=== Begin Enclosure ===

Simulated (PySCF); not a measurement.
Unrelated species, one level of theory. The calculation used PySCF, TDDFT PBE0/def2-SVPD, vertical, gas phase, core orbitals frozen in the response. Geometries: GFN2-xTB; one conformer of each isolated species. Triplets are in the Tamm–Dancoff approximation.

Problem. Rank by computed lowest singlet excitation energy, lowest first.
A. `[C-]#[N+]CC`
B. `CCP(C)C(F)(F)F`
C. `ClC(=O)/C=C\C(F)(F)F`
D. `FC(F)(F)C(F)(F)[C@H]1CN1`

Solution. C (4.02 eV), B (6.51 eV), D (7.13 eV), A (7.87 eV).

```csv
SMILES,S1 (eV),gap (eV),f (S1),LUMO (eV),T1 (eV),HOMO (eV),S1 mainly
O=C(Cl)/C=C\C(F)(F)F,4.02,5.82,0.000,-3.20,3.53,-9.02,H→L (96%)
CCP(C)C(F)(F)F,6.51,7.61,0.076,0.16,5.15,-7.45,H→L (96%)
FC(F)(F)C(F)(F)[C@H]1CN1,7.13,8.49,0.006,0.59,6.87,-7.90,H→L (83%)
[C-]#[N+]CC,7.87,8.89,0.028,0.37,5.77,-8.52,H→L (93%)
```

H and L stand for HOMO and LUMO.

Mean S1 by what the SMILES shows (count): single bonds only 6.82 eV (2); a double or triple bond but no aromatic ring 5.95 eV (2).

=== End Enclosure ===

BRIEF: Only the lines from the one containing "Solution. C (4.02" through the one containing "H and L stand for HOMO and LUMO." are to be retyped, both boundary lines included, with no other material.

TASK ANSWER:
Solution. C (4.02 eV), B (6.51 eV), D (7.13 eV), A (7.87 eV).

```csv
SMILES,S1 (eV),gap (eV),f (S1),LUMO (eV),T1 (eV),HOMO (eV),S1 mainly
O=C(Cl)/C=C\C(F)(F)F,4.02,5.82,0.000,-3.20,3.53,-9.02,H→L (96%)
CCP(C)C(F)(F)F,6.51,7.61,0.076,0.16,5.15,-7.45,H→L (96%)
FC(F)(F)C(F)(F)[C@H]1CN1,7.13,8.49,0.006,0.59,6.87,-7.90,H→L (83%)
[C-]#[N+]CC,7.87,8.89,0.028,0.37,5.77,-8.52,H→L (93%)
```

H and L stand for HOMO and LUMO.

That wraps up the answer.